_Brief:_ Every line below must be reproduced exactly. Copy them all.

*** Provided records ***

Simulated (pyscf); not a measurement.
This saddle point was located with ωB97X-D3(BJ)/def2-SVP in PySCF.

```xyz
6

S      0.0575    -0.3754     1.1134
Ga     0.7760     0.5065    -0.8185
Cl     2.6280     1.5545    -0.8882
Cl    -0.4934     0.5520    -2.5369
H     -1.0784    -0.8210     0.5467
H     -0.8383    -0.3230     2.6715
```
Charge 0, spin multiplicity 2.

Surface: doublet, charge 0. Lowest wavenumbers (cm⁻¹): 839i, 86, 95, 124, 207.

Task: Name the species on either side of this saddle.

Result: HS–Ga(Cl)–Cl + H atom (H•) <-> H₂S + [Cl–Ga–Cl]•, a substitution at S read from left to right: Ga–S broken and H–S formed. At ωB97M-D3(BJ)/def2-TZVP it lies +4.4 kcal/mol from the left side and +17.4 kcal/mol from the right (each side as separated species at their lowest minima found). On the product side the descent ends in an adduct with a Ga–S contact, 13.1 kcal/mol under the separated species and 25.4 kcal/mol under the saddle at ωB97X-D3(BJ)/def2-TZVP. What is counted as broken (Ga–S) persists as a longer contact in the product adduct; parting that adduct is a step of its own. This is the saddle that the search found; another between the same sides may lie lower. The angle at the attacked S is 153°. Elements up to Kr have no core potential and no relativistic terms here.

*** End of Provided records ***

_Answer space:_
Simulated (pyscf); not a measurement.
This saddle point was located with ωB97X-D3(BJ)/def2-SVP in PySCF.

```xyz
6

S      0.0575    -0.3754     1.1134
Ga     0.7760     0.5065    -0.8185
Cl     2.6280     1.5545    -0.8882
Cl    -0.4934     0.5520    -2.5369
H     -1.0784    -0.8210     0.5467
H     -0.8383    -0.3230     2.6715
```
Charge 0, spin multiplicity 2.

Surface: doublet, charge 0. Lowest wavenumbers (cm⁻¹): 839i, 86, 95, 124, 207.

Task: Name the species on either side of this saddle.

Result: HS–Ga(Cl)–Cl + H atom (H•) <-> H₂S + [Cl–Ga–Cl]•, a substitution at S read from left to right: Ga–S broken and H–S formed. At ωB97M-D3(BJ)/def2-TZVP it lies +4.4 kcal/mol from the left side and +17.4 kcal/mol from the right (each side as separated species at their lowest minima found). On the product side the descent ends in an adduct with a Ga–S contact, 13.1 kcal/mol under the separated species and 25.4 kcal/mol under the saddle at ωB97X-D3(BJ)/def2-TZVP. What is counted as broken (Ga–S) persists as a longer contact in the product adduct; parting that adduct is a step of its own. This is the saddle that the search found; another between the same sides may lie lower. The angle at the attacked S is 153°. Elements up to Kr have no core potential and no relativistic terms here.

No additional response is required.